BRIEF
Reproduce, please, only the lines from the first line below to the line containing "VASP | Ansatz |", inclusive.

SUPPLIED MATERIAL
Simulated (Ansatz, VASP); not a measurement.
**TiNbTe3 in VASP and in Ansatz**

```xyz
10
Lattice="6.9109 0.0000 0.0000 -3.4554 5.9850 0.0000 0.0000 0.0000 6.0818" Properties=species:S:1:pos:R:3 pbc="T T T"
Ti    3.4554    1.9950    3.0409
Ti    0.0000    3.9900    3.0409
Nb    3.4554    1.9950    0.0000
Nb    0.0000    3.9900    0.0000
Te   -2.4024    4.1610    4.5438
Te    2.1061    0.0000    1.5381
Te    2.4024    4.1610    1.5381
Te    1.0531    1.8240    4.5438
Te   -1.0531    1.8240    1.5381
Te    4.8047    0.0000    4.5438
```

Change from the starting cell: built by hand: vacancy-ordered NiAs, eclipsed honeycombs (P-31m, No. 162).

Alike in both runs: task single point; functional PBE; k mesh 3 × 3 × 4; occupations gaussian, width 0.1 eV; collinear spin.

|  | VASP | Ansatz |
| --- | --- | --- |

ANSWER SPACE
Simulated (Ansatz, VASP); not a measurement.
**TiNbTe3 in VASP and in Ansatz**

```xyz
10
Lattice="6.9109 0.0000 0.0000 -3.4554 5.9850 0.0000 0.0000 0.0000 6.0818" Properties=species:S:1:pos:R:3 pbc="T T T"
Ti    3.4554    1.9950    3.0409
Ti    0.0000    3.9900    3.0409
Nb    3.4554    1.9950    0.0000
Nb    0.0000    3.9900    0.0000
Te   -2.4024    4.1610    4.5438
Te    2.1061    0.0000    1.5381
Te    2.4024    4.1610    1.5381
Te    1.0531    1.8240    4.5438
Te   -1.0531    1.8240    1.5381
Te    4.8047    0.0000    4.5438
```

Change from the starting cell: built by hand: vacancy-ordered NiAs, eclipsed honeycombs (P-31m, No. 162).

Alike in both runs: task single point; functional PBE; k mesh 3 × 3 × 4; occupations gaussian, width 0.1 eV; collinear spin.

|  | VASP | Ansatz |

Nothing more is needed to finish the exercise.